*-*-*
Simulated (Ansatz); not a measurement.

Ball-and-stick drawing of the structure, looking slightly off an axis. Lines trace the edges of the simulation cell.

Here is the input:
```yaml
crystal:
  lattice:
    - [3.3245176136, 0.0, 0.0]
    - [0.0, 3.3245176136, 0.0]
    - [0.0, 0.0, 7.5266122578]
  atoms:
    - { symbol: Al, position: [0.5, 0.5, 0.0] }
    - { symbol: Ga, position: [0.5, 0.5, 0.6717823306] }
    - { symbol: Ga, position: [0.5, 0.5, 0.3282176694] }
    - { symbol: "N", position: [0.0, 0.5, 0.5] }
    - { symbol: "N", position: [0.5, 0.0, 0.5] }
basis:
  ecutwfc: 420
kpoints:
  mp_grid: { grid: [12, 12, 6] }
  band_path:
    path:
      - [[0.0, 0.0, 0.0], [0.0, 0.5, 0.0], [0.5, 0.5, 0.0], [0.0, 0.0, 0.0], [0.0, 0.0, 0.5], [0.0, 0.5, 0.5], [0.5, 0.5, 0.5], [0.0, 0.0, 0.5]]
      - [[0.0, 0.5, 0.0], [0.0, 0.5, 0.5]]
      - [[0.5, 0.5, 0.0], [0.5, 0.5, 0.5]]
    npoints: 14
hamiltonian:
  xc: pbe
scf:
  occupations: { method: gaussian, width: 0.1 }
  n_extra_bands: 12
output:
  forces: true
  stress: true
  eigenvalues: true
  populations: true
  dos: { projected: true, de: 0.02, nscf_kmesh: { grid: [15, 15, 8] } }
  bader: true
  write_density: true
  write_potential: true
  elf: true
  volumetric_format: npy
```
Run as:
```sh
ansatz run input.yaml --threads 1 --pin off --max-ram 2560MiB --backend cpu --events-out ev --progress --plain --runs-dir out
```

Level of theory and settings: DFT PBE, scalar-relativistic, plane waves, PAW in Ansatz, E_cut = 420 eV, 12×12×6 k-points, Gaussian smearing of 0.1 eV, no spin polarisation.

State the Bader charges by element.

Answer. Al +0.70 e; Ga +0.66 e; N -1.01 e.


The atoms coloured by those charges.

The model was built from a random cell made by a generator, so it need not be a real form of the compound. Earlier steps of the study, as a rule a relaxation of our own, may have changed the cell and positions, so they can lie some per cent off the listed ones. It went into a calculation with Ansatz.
*-*-*

## ASSIGNED TASK
Proceeding from the line containing "Level of theory" through the line containing "The atoms coloured by those charges.", transcribe the lines above exactly, both end lines included.

## EXERCISE RESPONSE
Level of theory and settings: DFT PBE, scalar-relativistic, plane waves, PAW in Ansatz, E_cut = 420 eV, 12×12×6 k-points, Gaussian smearing of 0.1 eV, no spin polarisation.

State the Bader charges by element.

Answer. Al +0.70 e; Ga +0.66 e; N -1.01 e.


The atoms coloured by those charges.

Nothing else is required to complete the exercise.